> **Action item**:
With the records below as your source, retype each line exactly from the top down to the line that contains "atoms | 2.46 | (c) |", and include that line.

■ ■ ■ ■

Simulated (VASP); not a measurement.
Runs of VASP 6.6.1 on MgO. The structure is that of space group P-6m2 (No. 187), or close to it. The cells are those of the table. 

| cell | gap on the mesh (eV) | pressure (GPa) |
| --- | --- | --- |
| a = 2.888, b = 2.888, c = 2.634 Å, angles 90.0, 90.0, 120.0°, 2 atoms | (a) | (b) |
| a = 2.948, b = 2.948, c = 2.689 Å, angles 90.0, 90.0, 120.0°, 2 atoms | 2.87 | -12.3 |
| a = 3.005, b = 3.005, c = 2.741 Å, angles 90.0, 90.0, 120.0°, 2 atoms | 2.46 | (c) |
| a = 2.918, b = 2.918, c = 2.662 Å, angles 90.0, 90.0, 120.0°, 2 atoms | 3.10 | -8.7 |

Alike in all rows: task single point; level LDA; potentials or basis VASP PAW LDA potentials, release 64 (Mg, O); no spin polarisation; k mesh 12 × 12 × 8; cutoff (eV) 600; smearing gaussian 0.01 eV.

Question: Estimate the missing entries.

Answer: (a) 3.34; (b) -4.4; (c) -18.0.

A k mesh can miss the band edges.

■ ■ ■ ■

> **Problem solution**:
Simulated (VASP); not a measurement.
Runs of VASP 6.6.1 on MgO. The structure is that of space group P-6m2 (No. 187), or close to it. The cells are those of the table. 

| cell | gap on the mesh (eV) | pressure (GPa) |
| --- | --- | --- |
| a = 2.888, b = 2.888, c = 2.634 Å, angles 90.0, 90.0, 120.0°, 2 atoms | (a) | (b) |
| a = 2.948, b = 2.948, c = 2.689 Å, angles 90.0, 90.0, 120.0°, 2 atoms | 2.87 | -12.3 |
| a = 3.005, b = 3.005, c = 2.741 Å, angles 90.0, 90.0, 120.0°, 2 atoms | 2.46 | (c) |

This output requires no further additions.